[RECORD EXCERPTS]
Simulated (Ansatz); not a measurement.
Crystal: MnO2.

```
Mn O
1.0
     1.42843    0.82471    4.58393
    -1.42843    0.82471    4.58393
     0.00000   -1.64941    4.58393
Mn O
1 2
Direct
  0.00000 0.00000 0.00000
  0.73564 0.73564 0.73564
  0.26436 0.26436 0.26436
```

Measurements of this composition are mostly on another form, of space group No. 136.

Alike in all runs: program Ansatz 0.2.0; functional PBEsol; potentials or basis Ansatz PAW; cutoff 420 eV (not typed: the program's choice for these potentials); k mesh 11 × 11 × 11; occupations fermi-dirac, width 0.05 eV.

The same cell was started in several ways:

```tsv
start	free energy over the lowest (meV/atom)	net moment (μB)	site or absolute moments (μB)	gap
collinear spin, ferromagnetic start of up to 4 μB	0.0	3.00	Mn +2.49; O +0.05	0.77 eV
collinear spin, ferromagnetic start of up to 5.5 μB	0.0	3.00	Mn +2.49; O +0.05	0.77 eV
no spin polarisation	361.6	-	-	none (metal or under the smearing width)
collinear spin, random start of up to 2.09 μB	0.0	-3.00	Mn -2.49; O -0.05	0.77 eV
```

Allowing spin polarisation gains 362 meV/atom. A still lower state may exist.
[/RECORD EXCERPTS]

▶ WORK INSTRUCTION:
The line containing "Measurements of this" marks the end. Please print exactly every line from the top of the data to it, both included, and nothing more.

▶ RESULT:
Simulated (Ansatz); not a measurement.
Crystal: MnO2.

```
Mn O
1.0
     1.42843    0.82471    4.58393
    -1.42843    0.82471    4.58393
     0.00000   -1.64941    4.58393
Mn O
1 2
Direct
  0.00000 0.00000 0.00000
  0.73564 0.73564 0.73564
  0.26436 0.26436 0.26436
```

Measurements of this composition are mostly on another form, of space group No. 136.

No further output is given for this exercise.